I need the lines below from the one with "KCl (started from" down to the one with "Question: Estimate the gap with frequency" reproduced exactly, both ends included, and nothing else.

Segment Start: Supplied material

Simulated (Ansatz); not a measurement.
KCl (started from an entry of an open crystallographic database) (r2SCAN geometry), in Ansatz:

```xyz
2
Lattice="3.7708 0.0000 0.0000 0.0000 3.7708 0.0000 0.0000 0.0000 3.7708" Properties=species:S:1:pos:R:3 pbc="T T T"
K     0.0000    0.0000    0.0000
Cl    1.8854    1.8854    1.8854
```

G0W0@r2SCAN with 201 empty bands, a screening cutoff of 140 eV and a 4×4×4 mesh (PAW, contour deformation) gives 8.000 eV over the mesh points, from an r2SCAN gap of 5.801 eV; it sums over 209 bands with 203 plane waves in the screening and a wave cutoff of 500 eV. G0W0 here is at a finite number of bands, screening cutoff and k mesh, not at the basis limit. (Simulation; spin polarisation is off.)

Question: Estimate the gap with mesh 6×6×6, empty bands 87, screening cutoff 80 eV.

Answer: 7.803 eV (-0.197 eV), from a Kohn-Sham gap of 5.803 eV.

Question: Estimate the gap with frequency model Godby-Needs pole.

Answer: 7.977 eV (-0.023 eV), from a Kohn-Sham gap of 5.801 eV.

Segment End: Supplied material

-- Problem solution --
KCl (started from an entry of an open crystallographic database) (r2SCAN geometry), in Ansatz:

```xyz
2
Lattice="3.7708 0.0000 0.0000 0.0000 3.7708 0.0000 0.0000 0.0000 3.7708" Properties=species:S:1:pos:R:3 pbc="T T T"
K     0.0000    0.0000    0.0000
Cl    1.8854    1.8854    1.8854
```

G0W0@r2SCAN with 201 empty bands, a screening cutoff of 140 eV and a 4×4×4 mesh (PAW, contour deformation) gives 8.000 eV over the mesh points, from an r2SCAN gap of 5.801 eV; it sums over 209 bands with 203 plane waves in the screening and a wave cutoff of 500 eV. G0W0 here is at a finite number of bands, screening cutoff and k mesh, not at the basis limit. (Simulation; spin polarisation is off.)

Question: Estimate the gap with mesh 6×6×6, empty bands 87, screening cutoff 80 eV.

Answer: 7.803 eV (-0.197 eV), from a Kohn-Sham gap of 5.803 eV.

Question: Estimate the gap with frequency model Godby-Needs pole.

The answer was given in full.